## WORK REQUEST:
Extract exactly those lines that lie between the start of the material and the line with "Computed with Ansatz", including both boundary lines and no others.

Content starts

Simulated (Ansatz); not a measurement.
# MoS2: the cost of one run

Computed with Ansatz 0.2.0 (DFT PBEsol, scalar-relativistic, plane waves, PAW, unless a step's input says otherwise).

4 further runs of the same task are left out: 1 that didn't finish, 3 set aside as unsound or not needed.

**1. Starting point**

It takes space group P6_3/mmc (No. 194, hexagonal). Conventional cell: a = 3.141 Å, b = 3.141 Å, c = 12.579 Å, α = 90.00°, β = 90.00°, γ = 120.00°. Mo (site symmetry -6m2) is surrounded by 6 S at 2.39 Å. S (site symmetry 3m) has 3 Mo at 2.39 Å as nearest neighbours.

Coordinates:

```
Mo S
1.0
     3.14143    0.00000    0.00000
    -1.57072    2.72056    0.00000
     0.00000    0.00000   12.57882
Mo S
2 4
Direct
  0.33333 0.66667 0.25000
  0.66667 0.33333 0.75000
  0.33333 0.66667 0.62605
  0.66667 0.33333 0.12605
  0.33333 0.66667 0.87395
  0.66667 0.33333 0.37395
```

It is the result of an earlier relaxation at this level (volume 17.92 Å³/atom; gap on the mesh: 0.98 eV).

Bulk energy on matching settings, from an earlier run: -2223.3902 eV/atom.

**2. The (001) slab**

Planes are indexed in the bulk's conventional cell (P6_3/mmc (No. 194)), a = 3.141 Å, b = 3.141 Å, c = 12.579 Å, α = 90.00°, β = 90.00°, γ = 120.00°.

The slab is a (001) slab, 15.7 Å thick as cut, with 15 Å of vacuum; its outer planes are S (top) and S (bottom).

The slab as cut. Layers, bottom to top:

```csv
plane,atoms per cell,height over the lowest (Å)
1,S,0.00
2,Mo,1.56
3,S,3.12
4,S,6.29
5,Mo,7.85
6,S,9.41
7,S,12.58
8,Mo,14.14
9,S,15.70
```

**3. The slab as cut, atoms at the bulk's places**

Content ends

## REPLY:
Simulated (Ansatz); not a measurement.
# MoS2: the cost of one run

Computed with Ansatz 0.2.0 (DFT PBEsol, scalar-relativistic, plane waves, PAW, unless a step's input says otherwise).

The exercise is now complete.